--- Source material Enclosed Below ---
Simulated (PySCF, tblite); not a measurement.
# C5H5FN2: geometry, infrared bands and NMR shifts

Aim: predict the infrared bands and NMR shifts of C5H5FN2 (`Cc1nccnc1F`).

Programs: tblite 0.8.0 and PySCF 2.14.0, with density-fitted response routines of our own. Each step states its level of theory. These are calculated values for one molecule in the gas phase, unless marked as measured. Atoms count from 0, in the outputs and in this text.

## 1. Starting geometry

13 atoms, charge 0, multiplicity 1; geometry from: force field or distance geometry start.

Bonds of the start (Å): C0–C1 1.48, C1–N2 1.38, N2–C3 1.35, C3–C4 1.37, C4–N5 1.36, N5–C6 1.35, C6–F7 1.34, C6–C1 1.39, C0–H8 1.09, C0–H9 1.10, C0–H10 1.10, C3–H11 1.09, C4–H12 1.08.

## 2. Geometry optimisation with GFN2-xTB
--- End of Enclosed Source material ---

Activity: Set down the listing in full, keeping every word exactly as it is.

Your solution:
Simulated (PySCF, tblite); not a measurement.
# C5H5FN2: geometry, infrared bands and NMR shifts

Aim: predict the infrared bands and NMR shifts of C5H5FN2 (`Cc1nccnc1F`).

Programs: tblite 0.8.0 and PySCF 2.14.0, with density-fitted response routines of our own. Each step states its level of theory. These are calculated values for one molecule in the gas phase, unless marked as measured. Atoms count from 0, in the outputs and in this text.

## 1. Starting geometry

13 atoms, charge 0, multiplicity 1; geometry from: force field or distance geometry start.

Bonds of the start (Å): C0–C1 1.48, C1–N2 1.38, N2–C3 1.35, C3–C4 1.37, C4–N5 1.36, N5–C6 1.35, C6–F7 1.34, C6–C1 1.39, C0–H8 1.09, C0–H9 1.10, C0–H10 1.10, C3–H11 1.09, C4–H12 1.08.

## 2. Geometry optimisation with GFN2-xTB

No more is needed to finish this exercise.